### [GIVEN INFORMATION]
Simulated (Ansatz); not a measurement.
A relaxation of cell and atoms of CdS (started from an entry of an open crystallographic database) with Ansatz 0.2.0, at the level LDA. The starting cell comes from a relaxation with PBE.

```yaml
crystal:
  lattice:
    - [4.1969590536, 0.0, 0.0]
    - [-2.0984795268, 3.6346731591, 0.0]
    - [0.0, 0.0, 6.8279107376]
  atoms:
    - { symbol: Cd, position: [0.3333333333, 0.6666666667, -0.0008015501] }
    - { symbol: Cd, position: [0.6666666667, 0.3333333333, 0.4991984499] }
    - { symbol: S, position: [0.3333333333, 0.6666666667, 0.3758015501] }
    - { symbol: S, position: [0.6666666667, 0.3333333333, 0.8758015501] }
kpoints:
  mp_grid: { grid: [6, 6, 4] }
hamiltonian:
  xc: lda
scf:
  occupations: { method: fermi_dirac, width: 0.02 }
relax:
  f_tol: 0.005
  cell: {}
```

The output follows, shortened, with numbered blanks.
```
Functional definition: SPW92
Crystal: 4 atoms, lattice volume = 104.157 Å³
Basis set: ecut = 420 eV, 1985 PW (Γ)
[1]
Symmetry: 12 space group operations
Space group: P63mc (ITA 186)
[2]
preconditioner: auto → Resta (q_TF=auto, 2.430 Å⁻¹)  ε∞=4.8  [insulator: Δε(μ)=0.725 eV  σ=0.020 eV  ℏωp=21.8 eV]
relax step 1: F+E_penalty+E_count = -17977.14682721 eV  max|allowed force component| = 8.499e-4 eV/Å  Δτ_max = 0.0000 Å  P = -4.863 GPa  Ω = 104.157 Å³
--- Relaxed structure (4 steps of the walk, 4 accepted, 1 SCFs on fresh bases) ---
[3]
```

### [TASK ITEM]
What you should produce is an exact restatement of all the material.

### [WRITTEN ANSWER]
Simulated (Ansatz); not a measurement.
A relaxation of cell and atoms of CdS (started from an entry of an open crystallographic database) with Ansatz 0.2.0, at the level LDA. The starting cell comes from a relaxation with PBE.

```yaml
crystal:
  lattice:
    - [4.1969590536, 0.0, 0.0]
    - [-2.0984795268, 3.6346731591, 0.0]
    - [0.0, 0.0, 6.8279107376]
  atoms:
    - { symbol: Cd, position: [0.3333333333, 0.6666666667, -0.0008015501] }
    - { symbol: Cd, position: [0.6666666667, 0.3333333333, 0.4991984499] }
    - { symbol: S, position: [0.3333333333, 0.6666666667, 0.3758015501] }
    - { symbol: S, position: [0.6666666667, 0.3333333333, 0.8758015501] }
kpoints:
  mp_grid: { grid: [6, 6, 4] }
hamiltonian:
  xc: lda
scf:
  occupations: { method: fermi_dirac, width: 0.02 }
relax:
  f_tol: 0.005
  cell: {}
```

The output follows, shortened, with numbered blanks.
```
Functional definition: SPW92
Crystal: 4 atoms, lattice volume = 104.157 Å³
Basis set: ecut = 420 eV, 1985 PW (Γ)
[1]
Symmetry: 12 space group operations
Space group: P63mc (ITA 186)
[2]
preconditioner: auto → Resta (q_TF=auto, 2.430 Å⁻¹)  ε∞=4.8  [insulator: Δε(μ)=0.725 eV  σ=0.020 eV  ℏωp=21.8 eV]
relax step 1: F+E_penalty+E_count = -17977.14682721 eV  max|allowed force component| = 8.499e-4 eV/Å  Δτ_max = 0.0000 Å  P = -4.863 GPa  Ω = 104.157 Å³
--- Relaxed structure (4 steps of the walk, 4 accepted, 1 SCFs on fresh bases) ---
[3]
```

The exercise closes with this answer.